■ ASSIGNMENT: Every line of the material below, from the top through the line with "A k mesh can", should be reproduced exactly.

= = = = =
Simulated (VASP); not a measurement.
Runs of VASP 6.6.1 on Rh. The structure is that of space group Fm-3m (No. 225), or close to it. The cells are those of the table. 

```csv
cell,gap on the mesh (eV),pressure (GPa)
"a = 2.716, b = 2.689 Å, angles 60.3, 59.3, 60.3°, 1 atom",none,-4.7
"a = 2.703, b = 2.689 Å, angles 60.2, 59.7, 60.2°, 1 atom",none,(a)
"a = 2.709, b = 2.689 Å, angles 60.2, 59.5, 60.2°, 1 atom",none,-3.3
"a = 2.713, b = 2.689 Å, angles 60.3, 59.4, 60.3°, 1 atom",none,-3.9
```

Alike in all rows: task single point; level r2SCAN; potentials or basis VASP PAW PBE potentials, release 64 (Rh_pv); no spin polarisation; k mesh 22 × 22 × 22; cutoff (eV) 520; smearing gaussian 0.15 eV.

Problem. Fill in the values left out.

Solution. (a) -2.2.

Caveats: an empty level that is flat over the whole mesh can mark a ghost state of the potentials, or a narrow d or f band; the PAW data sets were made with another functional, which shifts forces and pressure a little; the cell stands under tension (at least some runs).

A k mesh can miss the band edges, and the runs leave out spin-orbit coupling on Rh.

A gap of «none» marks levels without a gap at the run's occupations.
= = = = =

■ RESPONSE AREA:
Simulated (VASP); not a measurement.
Runs of VASP 6.6.1 on Rh. The structure is that of space group Fm-3m (No. 225), or close to it. The cells are those of the table. 

```csv
cell,gap on the mesh (eV),pressure (GPa)
"a = 2.716, b = 2.689 Å, angles 60.3, 59.3, 60.3°, 1 atom",none,-4.7
"a = 2.703, b = 2.689 Å, angles 60.2, 59.7, 60.2°, 1 atom",none,(a)
"a = 2.709, b = 2.689 Å, angles 60.2, 59.5, 60.2°, 1 atom",none,-3.3
"a = 2.713, b = 2.689 Å, angles 60.3, 59.4, 60.3°, 1 atom",none,-3.9
```

Alike in all rows: task single point; level r2SCAN; potentials or basis VASP PAW PBE potentials, release 64 (Rh_pv); no spin polarisation; k mesh 22 × 22 × 22; cutoff (eV) 520; smearing gaussian 0.15 eV.

Problem. Fill in the values left out.

Solution. (a) -2.2.

Caveats: an empty level that is flat over the whole mesh can mark a ghost state of the potentials, or a narrow d or f band; the PAW data sets were made with another functional, which shifts forces and pressure a little; the cell stands under tension (at least some runs).

A k mesh can miss the band edges, and the runs leave out spin-orbit coupling on Rh.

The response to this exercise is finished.